+-------+
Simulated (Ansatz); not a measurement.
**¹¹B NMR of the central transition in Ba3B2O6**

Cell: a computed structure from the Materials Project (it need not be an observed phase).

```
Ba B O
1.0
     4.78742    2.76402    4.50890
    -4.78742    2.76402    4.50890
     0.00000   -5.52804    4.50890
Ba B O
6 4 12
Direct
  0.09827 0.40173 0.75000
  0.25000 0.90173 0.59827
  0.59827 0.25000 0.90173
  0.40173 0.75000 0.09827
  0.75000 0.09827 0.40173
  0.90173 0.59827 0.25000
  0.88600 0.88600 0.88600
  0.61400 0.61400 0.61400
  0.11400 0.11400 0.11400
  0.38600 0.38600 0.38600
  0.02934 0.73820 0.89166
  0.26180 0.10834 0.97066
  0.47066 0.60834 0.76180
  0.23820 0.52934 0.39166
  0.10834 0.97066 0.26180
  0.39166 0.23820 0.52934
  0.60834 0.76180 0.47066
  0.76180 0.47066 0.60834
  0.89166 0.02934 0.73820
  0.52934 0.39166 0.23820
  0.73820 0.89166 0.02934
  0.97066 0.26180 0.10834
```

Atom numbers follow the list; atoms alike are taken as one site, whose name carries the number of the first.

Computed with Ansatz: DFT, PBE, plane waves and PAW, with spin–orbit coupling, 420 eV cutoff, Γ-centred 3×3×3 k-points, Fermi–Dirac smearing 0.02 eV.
+-------+

▶ _REQUIREMENT_
Print, unaltered, every line from the beginning of the material down to the line with "Atom numbers follow".

▶ _WRITTEN RESPONSE_
Simulated (Ansatz); not a measurement.
**¹¹B NMR of the central transition in Ba3B2O6**

Cell: a computed structure from the Materials Project (it need not be an observed phase).

```
Ba B O
1.0
     4.78742    2.76402    4.50890
    -4.78742    2.76402    4.50890
     0.00000   -5.52804    4.50890
Ba B O
6 4 12
Direct
  0.09827 0.40173 0.75000
  0.25000 0.90173 0.59827
  0.59827 0.25000 0.90173
  0.40173 0.75000 0.09827
  0.75000 0.09827 0.40173
  0.90173 0.59827 0.25000
  0.88600 0.88600 0.88600
  0.61400 0.61400 0.61400
  0.11400 0.11400 0.11400
  0.38600 0.38600 0.38600
  0.02934 0.73820 0.89166
  0.26180 0.10834 0.97066
  0.47066 0.60834 0.76180
  0.23820 0.52934 0.39166
  0.10834 0.97066 0.26180
  0.39166 0.23820 0.52934
  0.60834 0.76180 0.47066
  0.76180 0.47066 0.60834
  0.89166 0.02934 0.73820
  0.52934 0.39166 0.23820
  0.73820 0.89166 0.02934
  0.97066 0.26180 0.10834
```

Atom numbers follow the list; atoms alike are taken as one site, whose name carries the number of the first.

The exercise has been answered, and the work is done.